### Work instruction
Retype all of the data. Every line must match exactly.

###

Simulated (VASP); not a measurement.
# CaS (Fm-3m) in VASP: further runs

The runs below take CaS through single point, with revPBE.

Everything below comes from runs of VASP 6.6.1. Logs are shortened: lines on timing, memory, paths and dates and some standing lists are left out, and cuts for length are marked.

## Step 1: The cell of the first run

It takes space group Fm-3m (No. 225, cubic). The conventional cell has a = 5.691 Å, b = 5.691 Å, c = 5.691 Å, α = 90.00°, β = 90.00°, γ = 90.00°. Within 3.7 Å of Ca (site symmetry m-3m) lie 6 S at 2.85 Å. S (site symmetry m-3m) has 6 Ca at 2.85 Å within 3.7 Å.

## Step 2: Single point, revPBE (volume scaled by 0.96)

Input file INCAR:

###

### Exercise result
Simulated (VASP); not a measurement.
# CaS (Fm-3m) in VASP: further runs

The runs below take CaS through single point, with revPBE.

Everything below comes from runs of VASP 6.6.1. Logs are shortened: lines on timing, memory, paths and dates and some standing lists are left out, and cuts for length are marked.

## Step 1: The cell of the first run

It takes space group Fm-3m (No. 225, cubic). The conventional cell has a = 5.691 Å, b = 5.691 Å, c = 5.691 Å, α = 90.00°, β = 90.00°, γ = 90.00°. Within 3.7 Å of Ca (site symmetry m-3m) lie 6 S at 2.85 Å. S (site symmetry m-3m) has 6 Ca at 2.85 Å within 3.7 Å.

## Step 2: Single point, revPBE (volume scaled by 0.96)

Input file INCAR:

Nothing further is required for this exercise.